• **Work order**:
An exact, complete copy of the entries that follow is needed.

• **Supplied material**:
____________________

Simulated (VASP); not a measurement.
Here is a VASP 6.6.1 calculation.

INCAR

____________________

• **Answer box**:
Simulated (VASP); not a measurement.
Here is a VASP 6.6.1 calculation.

INCAR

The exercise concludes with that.